▸ **Data listing**:
*** Block opens ***

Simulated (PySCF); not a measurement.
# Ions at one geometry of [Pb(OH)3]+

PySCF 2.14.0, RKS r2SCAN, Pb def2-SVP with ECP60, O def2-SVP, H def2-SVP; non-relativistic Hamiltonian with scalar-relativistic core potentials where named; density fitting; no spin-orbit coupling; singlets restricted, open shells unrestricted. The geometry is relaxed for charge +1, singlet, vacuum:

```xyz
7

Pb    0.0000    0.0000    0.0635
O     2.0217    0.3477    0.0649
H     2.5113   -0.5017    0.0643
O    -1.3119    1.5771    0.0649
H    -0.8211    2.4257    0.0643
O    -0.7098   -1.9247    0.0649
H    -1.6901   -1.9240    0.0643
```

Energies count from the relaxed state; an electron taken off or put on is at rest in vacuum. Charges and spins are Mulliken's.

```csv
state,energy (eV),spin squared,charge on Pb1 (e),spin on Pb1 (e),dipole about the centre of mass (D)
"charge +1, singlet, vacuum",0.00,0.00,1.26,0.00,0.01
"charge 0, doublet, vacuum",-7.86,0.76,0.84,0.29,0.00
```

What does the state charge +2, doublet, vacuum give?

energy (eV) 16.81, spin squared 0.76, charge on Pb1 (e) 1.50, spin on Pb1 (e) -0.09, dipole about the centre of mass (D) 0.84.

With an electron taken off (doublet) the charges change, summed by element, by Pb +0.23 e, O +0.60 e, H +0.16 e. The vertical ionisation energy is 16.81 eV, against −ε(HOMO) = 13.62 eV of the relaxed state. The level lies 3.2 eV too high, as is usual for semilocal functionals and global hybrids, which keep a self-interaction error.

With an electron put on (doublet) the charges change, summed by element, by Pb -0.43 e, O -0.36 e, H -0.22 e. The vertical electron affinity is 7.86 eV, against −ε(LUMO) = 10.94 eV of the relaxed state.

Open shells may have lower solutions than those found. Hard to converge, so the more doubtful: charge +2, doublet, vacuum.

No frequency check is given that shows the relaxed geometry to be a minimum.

*** Block closes ***

▸ **Work request**:
All lines above between those holding "PySCF 2.14.0, RKS" and "Open shells may", inclusive, must be set down unchanged, and no other line may be included.

▸ **Reply**:
PySCF 2.14.0, RKS r2SCAN, Pb def2-SVP with ECP60, O def2-SVP, H def2-SVP; non-relativistic Hamiltonian with scalar-relativistic core potentials where named; density fitting; no spin-orbit coupling; singlets restricted, open shells unrestricted. The geometry is relaxed for charge +1, singlet, vacuum:

```xyz
7

Pb    0.0000    0.0000    0.0635
O     2.0217    0.3477    0.0649
H     2.5113   -0.5017    0.0643
O    -1.3119    1.5771    0.0649
H    -0.8211    2.4257    0.0643
O    -0.7098   -1.9247    0.0649
H    -1.6901   -1.9240    0.0643
```

Energies count from the relaxed state; an electron taken off or put on is at rest in vacuum. Charges and spins are Mulliken's.

```csv
state,energy (eV),spin squared,charge on Pb1 (e),spin on Pb1 (e),dipole about the centre of mass (D)
"charge +1, singlet, vacuum",0.00,0.00,1.26,0.00,0.01
"charge 0, doublet, vacuum",-7.86,0.76,0.84,0.29,0.00
```

What does the state charge +2, doublet, vacuum give?

energy (eV) 16.81, spin squared 0.76, charge on Pb1 (e) 1.50, spin on Pb1 (e) -0.09, dipole about the centre of mass (D) 0.84.

With an electron taken off (doublet) the charges change, summed by element, by Pb +0.23 e, O +0.60 e, H +0.16 e. The vertical ionisation energy is 16.81 eV, against −ε(HOMO) = 13.62 eV of the relaxed state. The level lies 3.2 eV too high, as is usual for semilocal functionals and global hybrids, which keep a self-interaction error.

With an electron put on (doublet) the charges change, summed by element, by Pb -0.43 e, O -0.36 e, H -0.22 e. The vertical electron affinity is 7.86 eV, against −ε(LUMO) = 10.94 eV of the relaxed state.

Open shells may have lower solutions than those found. Hard to converge, so the more doubtful: charge +2, doublet, vacuum.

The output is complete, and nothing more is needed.